Line by line, retype the material below exactly, from its first line up to and including the one holding "Task: Order these".

□ □ □ □

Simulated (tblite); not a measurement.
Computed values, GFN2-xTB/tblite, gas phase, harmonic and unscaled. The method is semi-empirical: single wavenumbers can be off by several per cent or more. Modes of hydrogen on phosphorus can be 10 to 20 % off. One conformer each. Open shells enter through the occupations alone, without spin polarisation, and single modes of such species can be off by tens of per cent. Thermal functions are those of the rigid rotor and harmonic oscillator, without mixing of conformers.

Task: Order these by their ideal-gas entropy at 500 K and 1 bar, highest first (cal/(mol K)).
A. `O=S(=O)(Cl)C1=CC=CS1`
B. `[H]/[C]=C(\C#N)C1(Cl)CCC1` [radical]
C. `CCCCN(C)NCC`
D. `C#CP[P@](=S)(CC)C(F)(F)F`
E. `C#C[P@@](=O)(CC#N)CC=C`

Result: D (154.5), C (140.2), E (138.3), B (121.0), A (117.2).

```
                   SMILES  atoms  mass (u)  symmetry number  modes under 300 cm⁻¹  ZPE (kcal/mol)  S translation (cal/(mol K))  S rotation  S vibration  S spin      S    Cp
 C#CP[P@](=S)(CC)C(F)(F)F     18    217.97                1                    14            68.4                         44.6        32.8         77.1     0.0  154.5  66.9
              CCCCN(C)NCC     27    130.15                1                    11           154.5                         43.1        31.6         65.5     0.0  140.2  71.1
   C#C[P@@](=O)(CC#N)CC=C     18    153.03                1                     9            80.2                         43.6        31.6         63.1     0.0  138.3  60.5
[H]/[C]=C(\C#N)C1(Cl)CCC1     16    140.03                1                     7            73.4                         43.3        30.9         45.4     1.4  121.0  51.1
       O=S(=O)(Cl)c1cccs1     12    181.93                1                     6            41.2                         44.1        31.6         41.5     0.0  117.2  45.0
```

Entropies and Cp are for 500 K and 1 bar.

□ □ □ □

• Exercise result
Simulated (tblite); not a measurement.
Computed values, GFN2-xTB/tblite, gas phase, harmonic and unscaled. The method is semi-empirical: single wavenumbers can be off by several per cent or more. Modes of hydrogen on phosphorus can be 10 to 20 % off. One conformer each. Open shells enter through the occupations alone, without spin polarisation, and single modes of such species can be off by tens of per cent. Thermal functions are those of the rigid rotor and harmonic oscillator, without mixing of conformers.

Task: Order these by their ideal-gas entropy at 500 K and 1 bar, highest first (cal/(mol K)).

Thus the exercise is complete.